◆ ◆ ◆ ◆ ◆
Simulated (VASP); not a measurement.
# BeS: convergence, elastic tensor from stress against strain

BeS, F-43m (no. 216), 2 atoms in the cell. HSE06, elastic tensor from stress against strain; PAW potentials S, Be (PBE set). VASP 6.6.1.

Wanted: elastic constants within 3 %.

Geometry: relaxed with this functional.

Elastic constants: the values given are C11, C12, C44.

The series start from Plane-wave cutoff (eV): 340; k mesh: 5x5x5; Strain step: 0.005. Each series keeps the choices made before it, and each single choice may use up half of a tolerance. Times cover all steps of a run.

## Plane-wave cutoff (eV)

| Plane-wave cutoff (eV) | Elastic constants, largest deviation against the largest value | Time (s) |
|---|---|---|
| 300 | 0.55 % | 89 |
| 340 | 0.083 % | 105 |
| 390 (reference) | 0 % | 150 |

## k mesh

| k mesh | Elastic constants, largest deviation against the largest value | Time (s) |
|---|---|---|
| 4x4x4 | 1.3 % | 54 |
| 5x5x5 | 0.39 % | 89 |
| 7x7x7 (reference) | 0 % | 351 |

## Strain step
◆ ◆ ◆ ◆ ◆

» Work order
Each line from the top of the entries above through the line containing "(reference) | 0 % | 351 |" must be transcribed exactly, and no other line may appear.

» Your response
Simulated (VASP); not a measurement.
# BeS: convergence, elastic tensor from stress against strain

BeS, F-43m (no. 216), 2 atoms in the cell. HSE06, elastic tensor from stress against strain; PAW potentials S, Be (PBE set). VASP 6.6.1.

Wanted: elastic constants within 3 %.

Geometry: relaxed with this functional.

Elastic constants: the values given are C11, C12, C44.

The series start from Plane-wave cutoff (eV): 340; k mesh: 5x5x5; Strain step: 0.005. Each series keeps the choices made before it, and each single choice may use up half of a tolerance. Times cover all steps of a run.

## Plane-wave cutoff (eV)

| Plane-wave cutoff (eV) | Elastic constants, largest deviation against the largest value | Time (s) |
|---|---|---|
| 300 | 0.55 % | 89 |
| 340 | 0.083 % | 105 |
| 390 (reference) | 0 % | 150 |

## k mesh

| k mesh | Elastic constants, largest deviation against the largest value | Time (s) |
|---|---|---|
| 4x4x4 | 1.3 % | 54 |
| 5x5x5 | 0.39 % | 89 |
| 7x7x7 (reference) | 0 % | 351 |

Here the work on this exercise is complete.